⁂
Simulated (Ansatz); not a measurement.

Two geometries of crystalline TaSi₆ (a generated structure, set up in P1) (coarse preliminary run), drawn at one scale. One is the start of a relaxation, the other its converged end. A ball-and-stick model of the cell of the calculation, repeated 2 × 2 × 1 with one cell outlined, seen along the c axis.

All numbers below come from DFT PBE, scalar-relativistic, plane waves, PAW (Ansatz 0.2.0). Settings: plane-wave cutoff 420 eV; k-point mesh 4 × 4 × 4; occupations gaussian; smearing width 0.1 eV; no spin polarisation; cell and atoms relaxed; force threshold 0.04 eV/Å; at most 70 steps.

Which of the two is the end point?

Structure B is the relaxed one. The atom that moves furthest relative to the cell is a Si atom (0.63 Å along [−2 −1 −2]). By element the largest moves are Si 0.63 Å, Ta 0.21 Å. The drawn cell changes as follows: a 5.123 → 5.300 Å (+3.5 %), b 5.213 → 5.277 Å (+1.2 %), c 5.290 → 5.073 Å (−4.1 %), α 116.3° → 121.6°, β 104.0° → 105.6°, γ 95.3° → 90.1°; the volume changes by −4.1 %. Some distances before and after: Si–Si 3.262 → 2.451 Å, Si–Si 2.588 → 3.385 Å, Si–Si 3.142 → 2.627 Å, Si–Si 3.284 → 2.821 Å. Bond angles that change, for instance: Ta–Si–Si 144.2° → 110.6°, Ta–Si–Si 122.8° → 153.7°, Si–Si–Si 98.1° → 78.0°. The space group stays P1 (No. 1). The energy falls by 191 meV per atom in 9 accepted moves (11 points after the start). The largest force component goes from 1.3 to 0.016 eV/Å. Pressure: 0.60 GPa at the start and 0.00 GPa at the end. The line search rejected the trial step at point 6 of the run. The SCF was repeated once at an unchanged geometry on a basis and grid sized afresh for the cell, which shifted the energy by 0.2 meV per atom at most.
⁂

ACTIVITY:
Would you restate, word for word, every line of the listing from its first line through the line with "Which of the two is the end point?"?

TASK SOLUTION:
Simulated (Ansatz); not a measurement.

Two geometries of crystalline TaSi₆ (a generated structure, set up in P1) (coarse preliminary run), drawn at one scale. One is the start of a relaxation, the other its converged end. A ball-and-stick model of the cell of the calculation, repeated 2 × 2 × 1 with one cell outlined, seen along the c axis.

All numbers below come from DFT PBE, scalar-relativistic, plane waves, PAW (Ansatz 0.2.0). Settings: plane-wave cutoff 420 eV; k-point mesh 4 × 4 × 4; occupations gaussian; smearing width 0.1 eV; no spin polarisation; cell and atoms relaxed; force threshold 0.04 eV/Å; at most 70 steps.

Which of the two is the end point?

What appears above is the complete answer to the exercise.